ACTIVITY =
In the records below, find the line that contains "BaTiO3, 5 atoms" and the line that contains "Potentials or basis: VASP", then retype exactly those two lines and every line between them.

GIVEN ENTRIES =
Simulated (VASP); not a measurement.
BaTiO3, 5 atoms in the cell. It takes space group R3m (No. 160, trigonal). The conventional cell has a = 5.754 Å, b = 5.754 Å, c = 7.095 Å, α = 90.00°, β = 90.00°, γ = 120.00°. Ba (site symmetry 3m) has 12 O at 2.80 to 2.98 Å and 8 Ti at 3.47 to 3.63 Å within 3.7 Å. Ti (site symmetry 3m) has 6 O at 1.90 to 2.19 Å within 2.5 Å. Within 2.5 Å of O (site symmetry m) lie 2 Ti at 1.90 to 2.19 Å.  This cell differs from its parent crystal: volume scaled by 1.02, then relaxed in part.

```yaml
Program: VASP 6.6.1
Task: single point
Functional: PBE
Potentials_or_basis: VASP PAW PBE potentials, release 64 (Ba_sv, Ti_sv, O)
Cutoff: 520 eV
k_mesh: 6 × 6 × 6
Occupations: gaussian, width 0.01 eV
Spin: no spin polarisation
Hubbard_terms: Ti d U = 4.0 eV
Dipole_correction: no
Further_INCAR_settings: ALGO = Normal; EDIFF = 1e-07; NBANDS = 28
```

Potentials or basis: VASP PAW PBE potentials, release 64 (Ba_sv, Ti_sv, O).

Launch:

REPLY =
BaTiO3, 5 atoms in the cell. It takes space group R3m (No. 160, trigonal). The conventional cell has a = 5.754 Å, b = 5.754 Å, c = 7.095 Å, α = 90.00°, β = 90.00°, γ = 120.00°. Ba (site symmetry 3m) has 12 O at 2.80 to 2.98 Å and 8 Ti at 3.47 to 3.63 Å within 3.7 Å. Ti (site symmetry 3m) has 6 O at 1.90 to 2.19 Å within 2.5 Å. Within 2.5 Å of O (site symmetry m) lie 2 Ti at 1.90 to 2.19 Å.  This cell differs from its parent crystal: volume scaled by 1.02, then relaxed in part.

```yaml
Program: VASP 6.6.1
Task: single point
Functional: PBE
Potentials_or_basis: VASP PAW PBE potentials, release 64 (Ba_sv, Ti_sv, O)
Cutoff: 520 eV
k_mesh: 6 × 6 × 6
Occupations: gaussian, width 0.01 eV
Spin: no spin polarisation
Hubbard_terms: Ti d U = 4.0 eV
Dipole_correction: no
Further_INCAR_settings: ALGO = Normal; EDIFF = 1e-07; NBANDS = 28
```

Potentials or basis: VASP PAW PBE potentials, release 64 (Ba_sv, Ti_sv, O).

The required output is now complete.